Return the complete listing without omission.

☆ ☆ ☆
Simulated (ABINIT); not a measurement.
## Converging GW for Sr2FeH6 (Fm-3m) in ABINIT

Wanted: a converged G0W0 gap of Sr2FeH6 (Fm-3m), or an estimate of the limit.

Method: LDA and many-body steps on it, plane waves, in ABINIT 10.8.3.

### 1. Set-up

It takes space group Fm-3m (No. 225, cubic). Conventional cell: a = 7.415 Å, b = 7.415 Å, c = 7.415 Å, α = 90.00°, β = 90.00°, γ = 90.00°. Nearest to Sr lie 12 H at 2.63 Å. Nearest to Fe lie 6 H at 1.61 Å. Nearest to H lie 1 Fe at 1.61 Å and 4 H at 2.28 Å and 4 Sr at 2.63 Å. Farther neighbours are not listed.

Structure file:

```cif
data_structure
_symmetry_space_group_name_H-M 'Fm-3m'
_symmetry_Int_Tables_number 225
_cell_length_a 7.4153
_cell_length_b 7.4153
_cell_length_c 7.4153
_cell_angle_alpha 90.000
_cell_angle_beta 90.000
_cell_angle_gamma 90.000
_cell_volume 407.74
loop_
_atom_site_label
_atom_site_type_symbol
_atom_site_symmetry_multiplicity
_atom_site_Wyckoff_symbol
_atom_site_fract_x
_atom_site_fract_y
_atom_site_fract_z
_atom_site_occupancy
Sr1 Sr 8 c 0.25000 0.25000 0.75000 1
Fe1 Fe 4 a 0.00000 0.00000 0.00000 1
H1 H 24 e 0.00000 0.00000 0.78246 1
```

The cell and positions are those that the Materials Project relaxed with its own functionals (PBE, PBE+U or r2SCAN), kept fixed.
☆ ☆ ☆

WRITTEN REPLY ▸
Simulated (ABINIT); not a measurement.
## Converging GW for Sr2FeH6 (Fm-3m) in ABINIT

Wanted: a converged G0W0 gap of Sr2FeH6 (Fm-3m), or an estimate of the limit.

Method: LDA and many-body steps on it, plane waves, in ABINIT 10.8.3.

### 1. Set-up

It takes space group Fm-3m (No. 225, cubic). Conventional cell: a = 7.415 Å, b = 7.415 Å, c = 7.415 Å, α = 90.00°, β = 90.00°, γ = 90.00°. Nearest to Sr lie 12 H at 2.63 Å. Nearest to Fe lie 6 H at 1.61 Å. Nearest to H lie 1 Fe at 1.61 Å and 4 H at 2.28 Å and 4 Sr at 2.63 Å. Farther neighbours are not listed.

Structure file:

```cif
data_structure
_symmetry_space_group_name_H-M 'Fm-3m'
_symmetry_Int_Tables_number 225
_cell_length_a 7.4153
_cell_length_b 7.4153
_cell_length_c 7.4153
_cell_angle_alpha 90.000
_cell_angle_beta 90.000
_cell_angle_gamma 90.000
_cell_volume 407.74
loop_
_atom_site_label
_atom_site_type_symbol
_atom_site_symmetry_multiplicity
_atom_site_Wyckoff_symbol
_atom_site_fract_x
_atom_site_fract_y
_atom_site_fract_z
_atom_site_occupancy
Sr1 Sr 8 c 0.25000 0.25000 0.75000 1
Fe1 Fe 4 a 0.00000 0.00000 0.00000 1
H1 H 24 e 0.00000 0.00000 0.78246 1
```

The cell and positions are those that the Materials Project relaxed with its own functionals (PBE, PBE+U or r2SCAN), kept fixed.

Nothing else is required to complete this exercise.